•••••
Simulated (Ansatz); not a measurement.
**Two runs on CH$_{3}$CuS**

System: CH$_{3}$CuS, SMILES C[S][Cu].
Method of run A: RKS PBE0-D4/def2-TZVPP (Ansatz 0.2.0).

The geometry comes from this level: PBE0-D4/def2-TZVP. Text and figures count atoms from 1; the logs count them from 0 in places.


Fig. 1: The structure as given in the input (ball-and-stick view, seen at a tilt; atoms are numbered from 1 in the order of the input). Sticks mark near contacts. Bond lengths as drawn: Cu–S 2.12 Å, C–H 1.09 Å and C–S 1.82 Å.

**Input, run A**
•••••

## ACTION ITEM:
Output each line of the entries exactly, so that nothing is lost.

## TASK SOLUTION:
Simulated (Ansatz); not a measurement.
**Two runs on CH$_{3}$CuS**

System: CH$_{3}$CuS, SMILES C[S][Cu].
Method of run A: RKS PBE0-D4/def2-TZVPP (Ansatz 0.2.0).

The geometry comes from this level: PBE0-D4/def2-TZVP. Text and figures count atoms from 1; the logs count them from 0 in places.


Fig. 1: The structure as given in the input (ball-and-stick view, seen at a tilt; atoms are numbered from 1 in the order of the input). Sticks mark near contacts. Bond lengths as drawn: Cu–S 2.12 Å, C–H 1.09 Å and C–S 1.82 Å.

**Input, run A**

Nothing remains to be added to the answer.